WORK ORDER – Return only that part of the material below which starts with the line containing "## HfMo2, space" and goes on through the line containing "- BLYP can be", restated exactly.

RAW DATA –
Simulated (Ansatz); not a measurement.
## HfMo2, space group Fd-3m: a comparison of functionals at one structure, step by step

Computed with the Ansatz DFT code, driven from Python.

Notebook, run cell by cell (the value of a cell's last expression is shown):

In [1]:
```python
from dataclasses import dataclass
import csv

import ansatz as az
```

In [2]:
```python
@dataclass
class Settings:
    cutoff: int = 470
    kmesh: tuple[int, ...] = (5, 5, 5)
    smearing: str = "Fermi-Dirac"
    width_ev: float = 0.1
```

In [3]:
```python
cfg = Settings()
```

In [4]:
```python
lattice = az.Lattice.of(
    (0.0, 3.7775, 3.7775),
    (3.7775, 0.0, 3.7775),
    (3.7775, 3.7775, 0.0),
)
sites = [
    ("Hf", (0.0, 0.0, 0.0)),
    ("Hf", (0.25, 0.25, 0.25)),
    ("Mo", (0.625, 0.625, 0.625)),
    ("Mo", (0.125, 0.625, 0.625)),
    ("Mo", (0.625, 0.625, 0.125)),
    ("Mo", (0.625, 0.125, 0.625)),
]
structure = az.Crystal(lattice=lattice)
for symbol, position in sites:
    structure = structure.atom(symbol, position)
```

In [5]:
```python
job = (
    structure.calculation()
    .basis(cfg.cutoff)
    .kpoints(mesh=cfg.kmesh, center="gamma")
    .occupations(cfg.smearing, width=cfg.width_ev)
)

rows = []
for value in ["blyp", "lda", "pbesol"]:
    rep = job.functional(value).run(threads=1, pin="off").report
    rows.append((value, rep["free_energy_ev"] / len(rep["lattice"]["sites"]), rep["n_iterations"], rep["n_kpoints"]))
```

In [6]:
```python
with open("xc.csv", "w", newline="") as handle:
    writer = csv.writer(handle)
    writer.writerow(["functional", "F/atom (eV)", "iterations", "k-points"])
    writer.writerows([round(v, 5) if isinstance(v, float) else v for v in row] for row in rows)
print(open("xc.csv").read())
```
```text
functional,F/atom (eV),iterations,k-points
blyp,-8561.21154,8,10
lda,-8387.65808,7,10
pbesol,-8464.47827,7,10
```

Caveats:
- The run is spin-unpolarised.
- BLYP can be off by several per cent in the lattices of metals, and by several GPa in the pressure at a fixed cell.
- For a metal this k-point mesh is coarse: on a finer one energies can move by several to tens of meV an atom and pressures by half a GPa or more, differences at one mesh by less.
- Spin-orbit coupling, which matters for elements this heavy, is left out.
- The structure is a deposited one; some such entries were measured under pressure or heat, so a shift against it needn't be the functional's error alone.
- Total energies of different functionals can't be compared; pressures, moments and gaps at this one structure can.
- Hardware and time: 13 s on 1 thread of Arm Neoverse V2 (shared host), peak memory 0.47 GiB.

EXERCISE SOLUTION –
## HfMo2, space group Fd-3m: a comparison of functionals at one structure, step by step

Computed with the Ansatz DFT code, driven from Python.

Notebook, run cell by cell (the value of a cell's last expression is shown):

In [1]:
```python
from dataclasses import dataclass
import csv

import ansatz as az
```

In [2]:
```python
@dataclass
class Settings:
    cutoff: int = 470
    kmesh: tuple[int, ...] = (5, 5, 5)
    smearing: str = "Fermi-Dirac"
    width_ev: float = 0.1
```

In [3]:
```python
cfg = Settings()
```

In [4]:
```python
lattice = az.Lattice.of(
    (0.0, 3.7775, 3.7775),
    (3.7775, 0.0, 3.7775),
    (3.7775, 3.7775, 0.0),
)
sites = [
    ("Hf", (0.0, 0.0, 0.0)),
    ("Hf", (0.25, 0.25, 0.25)),
    ("Mo", (0.625, 0.625, 0.625)),
    ("Mo", (0.125, 0.625, 0.625)),
    ("Mo", (0.625, 0.625, 0.125)),
    ("Mo", (0.625, 0.125, 0.625)),
]
structure = az.Crystal(lattice=lattice)
for symbol, position in sites:
    structure = structure.atom(symbol, position)
```

In [5]:
```python
job = (
    structure.calculation()
    .basis(cfg.cutoff)
    .kpoints(mesh=cfg.kmesh, center="gamma")
    .occupations(cfg.smearing, width=cfg.width_ev)
)

rows = []
for value in ["blyp", "lda", "pbesol"]:
    rep = job.functional(value).run(threads=1, pin="off").report
    rows.append((value, rep["free_energy_ev"] / len(rep["lattice"]["sites"]), rep["n_iterations"], rep["n_kpoints"]))
```

In [6]:
```python
with open("xc.csv", "w", newline="") as handle:
    writer = csv.writer(handle)
    writer.writerow(["functional", "F/atom (eV)", "iterations", "k-points"])
    writer.writerows([round(v, 5) if isinstance(v, float) else v for v in row] for row in rows)
print(open("xc.csv").read())
```
```text
functional,F/atom (eV),iterations,k-points
blyp,-8561.21154,8,10
lda,-8387.65808,7,10
pbesol,-8464.47827,7,10
```

Caveats:
- The run is spin-unpolarised.
- BLYP can be off by several per cent in the lattices of metals, and by several GPa in the pressure at a fixed cell.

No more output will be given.